[Extracted material — start]

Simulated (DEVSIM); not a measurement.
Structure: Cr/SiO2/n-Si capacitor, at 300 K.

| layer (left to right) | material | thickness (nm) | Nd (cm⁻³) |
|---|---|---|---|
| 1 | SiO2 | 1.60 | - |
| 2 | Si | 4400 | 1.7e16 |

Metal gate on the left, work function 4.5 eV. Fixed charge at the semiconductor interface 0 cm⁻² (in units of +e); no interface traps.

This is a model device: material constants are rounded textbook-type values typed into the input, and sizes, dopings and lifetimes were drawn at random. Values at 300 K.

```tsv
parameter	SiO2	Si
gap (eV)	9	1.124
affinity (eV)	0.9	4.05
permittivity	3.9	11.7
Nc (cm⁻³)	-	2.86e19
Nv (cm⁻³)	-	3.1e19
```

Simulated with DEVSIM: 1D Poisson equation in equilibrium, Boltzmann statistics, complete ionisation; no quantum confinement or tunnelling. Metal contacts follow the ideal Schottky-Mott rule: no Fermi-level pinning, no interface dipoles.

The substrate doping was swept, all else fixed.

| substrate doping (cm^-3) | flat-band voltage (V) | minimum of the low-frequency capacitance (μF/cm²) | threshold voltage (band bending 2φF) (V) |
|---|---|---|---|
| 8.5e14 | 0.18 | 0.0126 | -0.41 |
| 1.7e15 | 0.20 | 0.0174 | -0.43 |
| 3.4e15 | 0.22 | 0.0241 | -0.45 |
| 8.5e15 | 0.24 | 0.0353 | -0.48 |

[Extracted material — finish]

# [Required action]
Please give an exact copy of the lines above, beginning with the line containing "This is a model" and running through the line containing "0.0241 | -0.45 |", and of no other lines.

# [Result]
This is a model device: material constants are rounded textbook-type values typed into the input, and sizes, dopings and lifetimes were drawn at random. Values at 300 K.

```tsv
parameter	SiO2	Si
gap (eV)	9	1.124
affinity (eV)	0.9	4.05
permittivity	3.9	11.7
Nc (cm⁻³)	-	2.86e19
Nv (cm⁻³)	-	3.1e19
```

Simulated with DEVSIM: 1D Poisson equation in equilibrium, Boltzmann statistics, complete ionisation; no quantum confinement or tunnelling. Metal contacts follow the ideal Schottky-Mott rule: no Fermi-level pinning, no interface dipoles.

The substrate doping was swept, all else fixed.

| substrate doping (cm^-3) | flat-band voltage (V) | minimum of the low-frequency capacitance (μF/cm²) | threshold voltage (band bending 2φF) (V) |
|---|---|---|---|
| 8.5e14 | 0.18 | 0.0126 | -0.41 |
| 1.7e15 | 0.20 | 0.0174 | -0.43 |
| 3.4e15 | 0.22 | 0.0241 | -0.45 |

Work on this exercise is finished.